◆ Information supplied:
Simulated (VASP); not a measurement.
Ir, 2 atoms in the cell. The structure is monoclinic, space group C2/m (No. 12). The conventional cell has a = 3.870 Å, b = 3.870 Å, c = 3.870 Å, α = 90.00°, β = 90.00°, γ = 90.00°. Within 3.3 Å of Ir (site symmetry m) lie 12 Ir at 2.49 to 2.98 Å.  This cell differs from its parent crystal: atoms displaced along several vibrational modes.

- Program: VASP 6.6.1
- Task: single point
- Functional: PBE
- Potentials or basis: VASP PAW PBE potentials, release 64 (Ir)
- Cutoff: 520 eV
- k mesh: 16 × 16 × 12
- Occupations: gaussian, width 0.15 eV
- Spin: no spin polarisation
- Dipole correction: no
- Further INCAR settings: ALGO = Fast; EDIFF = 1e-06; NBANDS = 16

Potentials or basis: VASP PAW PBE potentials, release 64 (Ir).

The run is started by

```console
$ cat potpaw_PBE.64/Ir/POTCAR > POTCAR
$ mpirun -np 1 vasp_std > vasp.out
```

◆ Brief: Please output the complete data exactly.

◆ Result:
Simulated (VASP); not a measurement.
Ir, 2 atoms in the cell. The structure is monoclinic, space group C2/m (No. 12). The conventional cell has a = 3.870 Å, b = 3.870 Å, c = 3.870 Å, α = 90.00°, β = 90.00°, γ = 90.00°. Within 3.3 Å of Ir (site symmetry m) lie 12 Ir at 2.49 to 2.98 Å.  This cell differs from its parent crystal: atoms displaced along several vibrational modes.

- Program: VASP 6.6.1
- Task: single point
- Functional: PBE
- Potentials or basis: VASP PAW PBE potentials, release 64 (Ir)
- Cutoff: 520 eV
- k mesh: 16 × 16 × 12
- Occupations: gaussian, width 0.15 eV
- Spin: no spin polarisation
- Dipole correction: no
- Further INCAR settings: ALGO = Fast; EDIFF = 1e-06; NBANDS = 16

Potentials or basis: VASP PAW PBE potentials, release 64 (Ir).

The run is started by

```console
$ cat potpaw_PBE.64/Ir/POTCAR > POTCAR
$ mpirun -np 1 vasp_std > vasp.out
```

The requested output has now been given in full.